- Provided data -

=== Begin Enclosure ===

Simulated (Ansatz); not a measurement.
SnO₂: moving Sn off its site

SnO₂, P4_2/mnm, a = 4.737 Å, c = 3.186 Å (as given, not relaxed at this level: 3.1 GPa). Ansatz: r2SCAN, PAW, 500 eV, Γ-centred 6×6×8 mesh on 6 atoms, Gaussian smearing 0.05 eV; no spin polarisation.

=== End Enclosure ===

Copy out all of the material, word for word.

- Exercise solution -
Simulated (Ansatz); not a measurement.
SnO₂: moving Sn off its site

SnO₂, P4_2/mnm, a = 4.737 Å, c = 3.186 Å (as given, not relaxed at this level: 3.1 GPa). Ansatz: r2SCAN, PAW, 500 eV, Γ-centred 6×6×8 mesh on 6 atoms, Gaussian smearing 0.05 eV; no spin polarisation.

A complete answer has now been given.